* **Dataset records**:
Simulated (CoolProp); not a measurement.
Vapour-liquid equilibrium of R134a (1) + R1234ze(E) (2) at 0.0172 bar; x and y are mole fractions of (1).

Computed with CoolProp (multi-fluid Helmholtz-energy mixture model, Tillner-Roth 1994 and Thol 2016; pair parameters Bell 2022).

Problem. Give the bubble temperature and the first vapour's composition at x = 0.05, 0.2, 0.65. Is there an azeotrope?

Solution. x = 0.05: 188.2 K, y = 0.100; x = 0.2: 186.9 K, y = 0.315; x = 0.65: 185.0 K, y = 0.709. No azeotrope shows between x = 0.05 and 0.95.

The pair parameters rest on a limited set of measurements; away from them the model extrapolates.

* **Assigned task**: Give back each entry above precisely as it was written.

* **Exercise result**:
Simulated (CoolProp); not a measurement.
Vapour-liquid equilibrium of R134a (1) + R1234ze(E) (2) at 0.0172 bar; x and y are mole fractions of (1).

Computed with CoolProp (multi-fluid Helmholtz-energy mixture model, Tillner-Roth 1994 and Thol 2016; pair parameters Bell 2022).

Problem. Give the bubble temperature and the first vapour's composition at x = 0.05, 0.2, 0.65. Is there an azeotrope?

Solution. x = 0.05: 188.2 K, y = 0.100; x = 0.2: 186.9 K, y = 0.315; x = 0.65: 185.0 K, y = 0.709. No azeotrope shows between x = 0.05 and 0.95.

The pair parameters rest on a limited set of measurements; away from them the model extrapolates.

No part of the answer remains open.